→ Work task
The response must consist of all the records, retyped exactly.

----------

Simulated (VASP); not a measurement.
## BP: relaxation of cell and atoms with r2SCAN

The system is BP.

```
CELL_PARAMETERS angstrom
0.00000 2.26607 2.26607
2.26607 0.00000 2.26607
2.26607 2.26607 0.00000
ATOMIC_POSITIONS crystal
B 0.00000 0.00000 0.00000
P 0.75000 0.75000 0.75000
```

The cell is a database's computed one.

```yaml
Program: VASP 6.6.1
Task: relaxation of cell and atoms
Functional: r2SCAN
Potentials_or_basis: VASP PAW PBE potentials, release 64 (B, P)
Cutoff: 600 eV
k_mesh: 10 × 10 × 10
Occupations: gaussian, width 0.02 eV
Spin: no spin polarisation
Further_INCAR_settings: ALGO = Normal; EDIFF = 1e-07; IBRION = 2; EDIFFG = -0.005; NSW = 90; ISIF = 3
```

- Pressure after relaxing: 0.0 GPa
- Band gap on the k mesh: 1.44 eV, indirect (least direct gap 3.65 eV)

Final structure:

----------

→ Task response
Simulated (VASP); not a measurement.
## BP: relaxation of cell and atoms with r2SCAN

The system is BP.

```
CELL_PARAMETERS angstrom
0.00000 2.26607 2.26607
2.26607 0.00000 2.26607
2.26607 2.26607 0.00000
ATOMIC_POSITIONS crystal
B 0.00000 0.00000 0.00000
P 0.75000 0.75000 0.75000
```

The cell is a database's computed one.

```yaml
Program: VASP 6.6.1
Task: relaxation of cell and atoms
Functional: r2SCAN
Potentials_or_basis: VASP PAW PBE potentials, release 64 (B, P)
Cutoff: 600 eV
k_mesh: 10 × 10 × 10
Occupations: gaussian, width 0.02 eV
Spin: no spin polarisation
Further_INCAR_settings: ALGO = Normal; EDIFF = 1e-07; IBRION = 2; EDIFFG = -0.005; NSW = 90; ISIF = 3
```

- Pressure after relaxing: 0.0 GPa
- Band gap on the k mesh: 1.44 eV, indirect (least direct gap 3.65 eV)

Final structure:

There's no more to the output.